····················

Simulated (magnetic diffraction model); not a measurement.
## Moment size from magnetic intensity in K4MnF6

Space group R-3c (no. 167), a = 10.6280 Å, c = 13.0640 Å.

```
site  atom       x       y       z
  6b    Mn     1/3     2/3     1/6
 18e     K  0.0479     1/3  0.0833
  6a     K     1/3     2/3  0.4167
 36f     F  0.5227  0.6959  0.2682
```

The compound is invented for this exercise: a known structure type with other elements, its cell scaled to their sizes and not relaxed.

····················

Copy every line above exactly.

* [EXERCISE RESPONSE]
Simulated (magnetic diffraction model); not a measurement.
## Moment size from magnetic intensity in K4MnF6

Space group R-3c (no. 167), a = 10.6280 Å, c = 13.0640 Å.

```
site  atom       x       y       z
  6b    Mn     1/3     2/3     1/6
 18e     K  0.0479     1/3  0.0833
  6a     K     1/3     2/3  0.4167
 36f     F  0.5227  0.6959  0.2682
```

The compound is invented for this exercise: a known structure type with other elements, its cell scaled to their sizes and not relaxed.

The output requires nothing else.